SOURCE INFORMATION:
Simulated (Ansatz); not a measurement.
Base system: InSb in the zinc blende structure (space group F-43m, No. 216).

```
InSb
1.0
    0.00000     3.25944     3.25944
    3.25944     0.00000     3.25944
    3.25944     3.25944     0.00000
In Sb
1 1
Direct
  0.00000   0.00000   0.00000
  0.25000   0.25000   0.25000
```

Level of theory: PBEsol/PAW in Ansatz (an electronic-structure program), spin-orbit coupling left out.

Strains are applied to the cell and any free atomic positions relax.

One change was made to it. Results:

ACTION ITEM:
So that nothing is lost, please repeat all of the entries exactly.

ANSWER BOX:
Simulated (Ansatz); not a measurement.
Base system: InSb in the zinc blende structure (space group F-43m, No. 216).

```
InSb
1.0
    0.00000     3.25944     3.25944
    3.25944     0.00000     3.25944
    3.25944     3.25944     0.00000
In Sb
1 1
Direct
  0.00000   0.00000   0.00000
  0.25000   0.25000   0.25000
```

Level of theory: PBEsol/PAW in Ansatz (an electronic-structure program), spin-orbit coupling left out.

Strains are applied to the cell and any free atomic positions relax.

One change was made to it. Results:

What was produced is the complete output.